> _Activity_
Type every record exactly as it appears.

━━━━━ Material provided ━━━━━

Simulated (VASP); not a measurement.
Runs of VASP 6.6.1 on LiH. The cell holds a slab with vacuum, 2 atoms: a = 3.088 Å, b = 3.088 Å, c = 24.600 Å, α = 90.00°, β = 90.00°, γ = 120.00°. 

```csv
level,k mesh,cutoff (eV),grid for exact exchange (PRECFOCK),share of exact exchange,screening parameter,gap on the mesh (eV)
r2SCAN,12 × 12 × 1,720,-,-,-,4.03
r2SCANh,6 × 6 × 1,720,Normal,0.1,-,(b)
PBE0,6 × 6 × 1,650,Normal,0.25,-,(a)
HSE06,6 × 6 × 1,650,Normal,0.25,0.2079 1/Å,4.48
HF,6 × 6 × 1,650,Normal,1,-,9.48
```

━━━━━

> _Written response_
Simulated (VASP); not a measurement.
Runs of VASP 6.6.1 on LiH. The cell holds a slab with vacuum, 2 atoms: a = 3.088 Å, b = 3.088 Å, c = 24.600 Å, α = 90.00°, β = 90.00°, γ = 120.00°. 

```csv
level,k mesh,cutoff (eV),grid for exact exchange (PRECFOCK),share of exact exchange,screening parameter,gap on the mesh (eV)
r2SCAN,12 × 12 × 1,720,-,-,-,4.03
r2SCANh,6 × 6 × 1,720,Normal,0.1,-,(b)
PBE0,6 × 6 × 1,650,Normal,0.25,-,(a)
HSE06,6 × 6 × 1,650,Normal,0.25,0.2079 1/Å,4.48
HF,6 × 6 × 1,650,Normal,1,-,9.48
```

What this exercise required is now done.